** Work request **
Print, in exact form, the lines below from the one containing "Result: 7.9 GPa." through the one containing "Result: 2.45 eV.", and omit all others.

▬▬▬▬▬▬

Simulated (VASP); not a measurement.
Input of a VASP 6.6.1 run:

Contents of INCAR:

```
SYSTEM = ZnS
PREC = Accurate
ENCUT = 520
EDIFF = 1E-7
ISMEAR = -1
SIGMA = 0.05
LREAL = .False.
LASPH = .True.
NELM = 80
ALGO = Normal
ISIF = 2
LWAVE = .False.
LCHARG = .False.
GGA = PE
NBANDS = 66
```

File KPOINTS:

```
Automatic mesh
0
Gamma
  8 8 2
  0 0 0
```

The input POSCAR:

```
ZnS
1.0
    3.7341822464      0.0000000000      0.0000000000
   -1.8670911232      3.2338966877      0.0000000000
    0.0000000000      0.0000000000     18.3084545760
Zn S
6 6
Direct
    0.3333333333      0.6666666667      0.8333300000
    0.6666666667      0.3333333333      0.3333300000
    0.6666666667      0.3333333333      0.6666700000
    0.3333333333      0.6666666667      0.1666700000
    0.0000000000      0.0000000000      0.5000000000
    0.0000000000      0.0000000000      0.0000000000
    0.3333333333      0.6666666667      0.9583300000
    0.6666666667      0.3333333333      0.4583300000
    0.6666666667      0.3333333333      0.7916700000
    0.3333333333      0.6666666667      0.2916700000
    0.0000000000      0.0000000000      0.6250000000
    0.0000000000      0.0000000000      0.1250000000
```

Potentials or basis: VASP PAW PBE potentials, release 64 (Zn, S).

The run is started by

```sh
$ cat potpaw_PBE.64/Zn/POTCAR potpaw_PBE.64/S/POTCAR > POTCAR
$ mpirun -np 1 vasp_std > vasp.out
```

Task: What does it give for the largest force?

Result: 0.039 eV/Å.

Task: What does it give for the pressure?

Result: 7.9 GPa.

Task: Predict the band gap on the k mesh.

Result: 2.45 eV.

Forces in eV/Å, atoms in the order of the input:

▬▬▬▬▬▬

** Response box **
Result: 7.9 GPa.

Task: Predict the band gap on the k mesh.

Result: 2.45 eV.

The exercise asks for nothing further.